## ACTIVITY
Up to and including the line with "A: One equivalent", reproduce the listing below exactly, beginning at its first line.

• • •

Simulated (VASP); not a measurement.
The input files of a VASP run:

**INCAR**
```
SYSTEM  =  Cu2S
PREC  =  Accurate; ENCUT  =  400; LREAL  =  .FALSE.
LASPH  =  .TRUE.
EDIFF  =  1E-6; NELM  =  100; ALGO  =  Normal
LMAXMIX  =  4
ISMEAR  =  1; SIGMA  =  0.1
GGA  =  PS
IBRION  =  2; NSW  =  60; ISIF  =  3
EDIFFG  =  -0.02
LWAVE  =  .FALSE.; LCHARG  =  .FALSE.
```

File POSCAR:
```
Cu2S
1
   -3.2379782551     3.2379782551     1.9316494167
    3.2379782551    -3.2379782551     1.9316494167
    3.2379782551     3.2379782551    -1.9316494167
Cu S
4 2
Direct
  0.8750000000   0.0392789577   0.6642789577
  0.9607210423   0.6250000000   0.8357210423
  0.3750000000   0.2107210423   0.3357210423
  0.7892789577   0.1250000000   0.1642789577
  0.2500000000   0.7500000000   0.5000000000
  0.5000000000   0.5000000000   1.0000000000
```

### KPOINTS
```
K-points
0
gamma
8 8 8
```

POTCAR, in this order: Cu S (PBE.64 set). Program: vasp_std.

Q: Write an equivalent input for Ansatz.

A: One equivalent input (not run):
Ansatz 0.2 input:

• • •

## EXERCISE ANSWER
Simulated (VASP); not a measurement.
The input files of a VASP run:

**INCAR**
```
SYSTEM  =  Cu2S
PREC  =  Accurate; ENCUT  =  400; LREAL  =  .FALSE.
LASPH  =  .TRUE.
EDIFF  =  1E-6; NELM  =  100; ALGO  =  Normal
LMAXMIX  =  4
ISMEAR  =  1; SIGMA  =  0.1
GGA  =  PS
IBRION  =  2; NSW  =  60; ISIF  =  3
EDIFFG  =  -0.02
LWAVE  =  .FALSE.; LCHARG  =  .FALSE.
```

File POSCAR:
```
Cu2S
1
   -3.2379782551     3.2379782551     1.9316494167
    3.2379782551    -3.2379782551     1.9316494167
    3.2379782551     3.2379782551    -1.9316494167
Cu S
4 2
Direct
  0.8750000000   0.0392789577   0.6642789577
  0.9607210423   0.6250000000   0.8357210423
  0.3750000000   0.2107210423   0.3357210423
  0.7892789577   0.1250000000   0.1642789577
  0.2500000000   0.7500000000   0.5000000000
  0.5000000000   0.5000000000   1.0000000000
```

### KPOINTS
```
K-points
0
gamma
8 8 8
```

POTCAR, in this order: Cu S (PBE.64 set). Program: vasp_std.

Q: Write an equivalent input for Ansatz.

A: One equivalent input (not run):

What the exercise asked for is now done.